▶ _Material provided_:
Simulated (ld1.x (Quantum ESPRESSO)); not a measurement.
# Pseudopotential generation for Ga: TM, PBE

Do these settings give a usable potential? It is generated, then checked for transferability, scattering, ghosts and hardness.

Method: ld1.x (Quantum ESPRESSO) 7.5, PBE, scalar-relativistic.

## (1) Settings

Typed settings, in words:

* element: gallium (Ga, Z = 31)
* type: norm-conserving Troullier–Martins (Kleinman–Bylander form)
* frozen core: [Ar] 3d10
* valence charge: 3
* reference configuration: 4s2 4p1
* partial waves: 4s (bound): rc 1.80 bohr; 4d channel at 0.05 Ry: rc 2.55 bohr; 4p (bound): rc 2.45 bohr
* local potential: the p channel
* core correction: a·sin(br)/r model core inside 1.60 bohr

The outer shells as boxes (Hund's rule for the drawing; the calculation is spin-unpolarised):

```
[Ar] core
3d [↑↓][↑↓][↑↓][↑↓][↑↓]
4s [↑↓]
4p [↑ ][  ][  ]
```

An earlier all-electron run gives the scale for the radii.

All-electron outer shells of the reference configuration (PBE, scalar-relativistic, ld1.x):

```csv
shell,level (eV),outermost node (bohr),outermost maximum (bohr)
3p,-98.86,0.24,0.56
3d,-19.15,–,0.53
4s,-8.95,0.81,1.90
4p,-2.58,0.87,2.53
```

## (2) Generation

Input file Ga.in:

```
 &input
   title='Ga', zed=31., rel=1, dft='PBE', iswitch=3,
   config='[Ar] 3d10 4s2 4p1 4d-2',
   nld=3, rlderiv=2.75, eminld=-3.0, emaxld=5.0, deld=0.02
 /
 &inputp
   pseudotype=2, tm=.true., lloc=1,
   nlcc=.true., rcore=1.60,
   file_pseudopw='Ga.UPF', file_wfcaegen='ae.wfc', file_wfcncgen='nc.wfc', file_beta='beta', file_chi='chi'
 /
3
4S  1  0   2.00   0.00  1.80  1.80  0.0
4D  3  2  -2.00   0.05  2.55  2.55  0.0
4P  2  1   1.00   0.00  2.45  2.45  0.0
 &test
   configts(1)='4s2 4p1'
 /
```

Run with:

▶ _Brief_:
Starting at the line that has "# Pseudopotential generation for Ga: TM, PBE" in the records above, restate word for word every line until the one that has "(Ga, Z = 31)", and include that one as well.

▶ _Answer space_:
# Pseudopotential generation for Ga: TM, PBE

Do these settings give a usable potential? It is generated, then checked for transferability, scattering, ghosts and hardness.

Method: ld1.x (Quantum ESPRESSO) 7.5, PBE, scalar-relativistic.

## (1) Settings

Typed settings, in words:

* element: gallium (Ga, Z = 31)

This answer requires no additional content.